[Record excerpts Boundary: Start]

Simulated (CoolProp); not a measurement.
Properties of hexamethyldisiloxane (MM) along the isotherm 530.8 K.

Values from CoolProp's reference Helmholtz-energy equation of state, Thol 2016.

[Record excerpts Boundary: End]

▶ [Required action]: Each record is to be given again in full, exactly as it reads.

▶ [Exercise answer]:
Simulated (CoolProp); not a measurement.
Properties of hexamethyldisiloxane (MM) along the isotherm 530.8 K.

Values from CoolProp's reference Helmholtz-energy equation of state, Thol 2016.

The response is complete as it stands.